RECORDED INFORMATION
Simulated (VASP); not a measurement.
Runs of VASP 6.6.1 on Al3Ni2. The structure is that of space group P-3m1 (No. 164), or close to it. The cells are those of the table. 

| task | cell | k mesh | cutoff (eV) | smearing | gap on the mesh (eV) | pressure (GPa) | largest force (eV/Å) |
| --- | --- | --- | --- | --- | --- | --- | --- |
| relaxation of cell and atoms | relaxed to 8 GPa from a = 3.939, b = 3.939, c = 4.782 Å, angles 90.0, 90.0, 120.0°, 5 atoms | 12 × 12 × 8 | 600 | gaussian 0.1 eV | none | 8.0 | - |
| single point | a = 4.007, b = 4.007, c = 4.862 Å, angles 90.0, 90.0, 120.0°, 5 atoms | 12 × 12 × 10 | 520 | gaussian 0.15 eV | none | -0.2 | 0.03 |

WORK ITEM
Faithfully copy every entry, leaving nothing out.

TASK OUTPUT
Simulated (VASP); not a measurement.
Runs of VASP 6.6.1 on Al3Ni2. The structure is that of space group P-3m1 (No. 164), or close to it. The cells are those of the table. 

| task | cell | k mesh | cutoff (eV) | smearing | gap on the mesh (eV) | pressure (GPa) | largest force (eV/Å) |
| --- | --- | --- | --- | --- | --- | --- | --- |
| relaxation of cell and atoms | relaxed to 8 GPa from a = 3.939, b = 3.939, c = 4.782 Å, angles 90.0, 90.0, 120.0°, 5 atoms | 12 × 12 × 8 | 600 | gaussian 0.1 eV | none | 8.0 | - |
| single point | a = 4.007, b = 4.007, c = 4.862 Å, angles 90.0, 90.0, 120.0°, 5 atoms | 12 × 12 × 10 | 520 | gaussian 0.15 eV | none | -0.2 | 0.03 |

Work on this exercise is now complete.